[[ Data provided open ]]

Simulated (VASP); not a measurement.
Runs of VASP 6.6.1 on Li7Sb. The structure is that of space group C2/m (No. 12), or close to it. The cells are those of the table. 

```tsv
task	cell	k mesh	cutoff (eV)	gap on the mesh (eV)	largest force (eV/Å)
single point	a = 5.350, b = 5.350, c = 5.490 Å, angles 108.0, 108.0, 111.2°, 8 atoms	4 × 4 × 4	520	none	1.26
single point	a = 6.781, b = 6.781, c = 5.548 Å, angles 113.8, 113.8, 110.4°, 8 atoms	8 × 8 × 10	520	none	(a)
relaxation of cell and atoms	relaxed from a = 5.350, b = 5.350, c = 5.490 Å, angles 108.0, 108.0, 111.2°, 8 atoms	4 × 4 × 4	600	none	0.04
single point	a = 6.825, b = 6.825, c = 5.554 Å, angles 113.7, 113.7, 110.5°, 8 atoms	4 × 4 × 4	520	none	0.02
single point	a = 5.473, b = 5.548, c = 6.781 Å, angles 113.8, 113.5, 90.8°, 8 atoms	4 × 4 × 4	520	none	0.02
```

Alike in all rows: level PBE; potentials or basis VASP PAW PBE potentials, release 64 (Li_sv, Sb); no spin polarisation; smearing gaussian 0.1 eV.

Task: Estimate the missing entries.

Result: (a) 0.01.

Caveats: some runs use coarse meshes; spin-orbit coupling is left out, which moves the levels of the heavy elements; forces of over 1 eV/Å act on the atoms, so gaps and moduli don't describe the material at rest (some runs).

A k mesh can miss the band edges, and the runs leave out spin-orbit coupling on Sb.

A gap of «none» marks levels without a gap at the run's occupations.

[[ Data provided closed ]]

* _Work order_: Please output exactly the lines between the one holding "Runs of VASP" and the one holding "Task: Estimate the missing entries." in the records above, inclusive, and nothing more.

* _Written answer_:
Runs of VASP 6.6.1 on Li7Sb. The structure is that of space group C2/m (No. 12), or close to it. The cells are those of the table. 

```tsv
task	cell	k mesh	cutoff (eV)	gap on the mesh (eV)	largest force (eV/Å)
single point	a = 5.350, b = 5.350, c = 5.490 Å, angles 108.0, 108.0, 111.2°, 8 atoms	4 × 4 × 4	520	none	1.26
single point	a = 6.781, b = 6.781, c = 5.548 Å, angles 113.8, 113.8, 110.4°, 8 atoms	8 × 8 × 10	520	none	(a)
relaxation of cell and atoms	relaxed from a = 5.350, b = 5.350, c = 5.490 Å, angles 108.0, 108.0, 111.2°, 8 atoms	4 × 4 × 4	600	none	0.04
single point	a = 6.825, b = 6.825, c = 5.554 Å, angles 113.7, 113.7, 110.5°, 8 atoms	4 × 4 × 4	520	none	0.02
single point	a = 5.473, b = 5.548, c = 6.781 Å, angles 113.8, 113.5, 90.8°, 8 atoms	4 × 4 × 4	520	none	0.02
```

Alike in all rows: level PBE; potentials or basis VASP PAW PBE potentials, release 64 (Li_sv, Sb); no spin polarisation; smearing gaussian 0.1 eV.

Task: Estimate the missing entries.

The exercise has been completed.